## Information supplied

━━━━

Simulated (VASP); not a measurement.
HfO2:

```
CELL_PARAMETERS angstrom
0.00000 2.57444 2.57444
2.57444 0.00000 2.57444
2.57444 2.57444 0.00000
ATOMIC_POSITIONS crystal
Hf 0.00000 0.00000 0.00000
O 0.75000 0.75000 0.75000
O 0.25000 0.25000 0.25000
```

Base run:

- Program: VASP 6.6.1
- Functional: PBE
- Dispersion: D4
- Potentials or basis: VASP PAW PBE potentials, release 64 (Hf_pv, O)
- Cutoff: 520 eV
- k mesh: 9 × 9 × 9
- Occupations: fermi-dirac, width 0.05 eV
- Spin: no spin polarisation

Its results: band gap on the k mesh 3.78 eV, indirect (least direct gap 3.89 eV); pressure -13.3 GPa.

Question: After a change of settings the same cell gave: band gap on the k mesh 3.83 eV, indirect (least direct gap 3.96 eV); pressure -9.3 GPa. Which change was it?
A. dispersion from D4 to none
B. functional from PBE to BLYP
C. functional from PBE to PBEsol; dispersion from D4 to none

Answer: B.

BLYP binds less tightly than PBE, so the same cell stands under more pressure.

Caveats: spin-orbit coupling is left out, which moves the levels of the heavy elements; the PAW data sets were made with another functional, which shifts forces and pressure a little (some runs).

━━━━

## Exercise
Quote the listing in full, please, keeping every line exact.

## Answer box
Simulated (VASP); not a measurement.
HfO2:

```
CELL_PARAMETERS angstrom
0.00000 2.57444 2.57444
2.57444 0.00000 2.57444
2.57444 2.57444 0.00000
ATOMIC_POSITIONS crystal
Hf 0.00000 0.00000 0.00000
O 0.75000 0.75000 0.75000
O 0.25000 0.25000 0.25000
```

Base run:

- Program: VASP 6.6.1
- Functional: PBE
- Dispersion: D4
- Potentials or basis: VASP PAW PBE potentials, release 64 (Hf_pv, O)
- Cutoff: 520 eV
- k mesh: 9 × 9 × 9
- Occupations: fermi-dirac, width 0.05 eV
- Spin: no spin polarisation

Its results: band gap on the k mesh 3.78 eV, indirect (least direct gap 3.89 eV); pressure -13.3 GPa.

Question: After a change of settings the same cell gave: band gap on the k mesh 3.83 eV, indirect (least direct gap 3.96 eV); pressure -9.3 GPa. Which change was it?
A. dispersion from D4 to none
B. functional from PBE to BLYP
C. functional from PBE to PBEsol; dispersion from D4 to none

Answer: B.

BLYP binds less tightly than PBE, so the same cell stands under more pressure.

Caveats: spin-orbit coupling is left out, which moves the levels of the heavy elements; the PAW data sets were made with another functional, which shifts forces and pressure a little (some runs).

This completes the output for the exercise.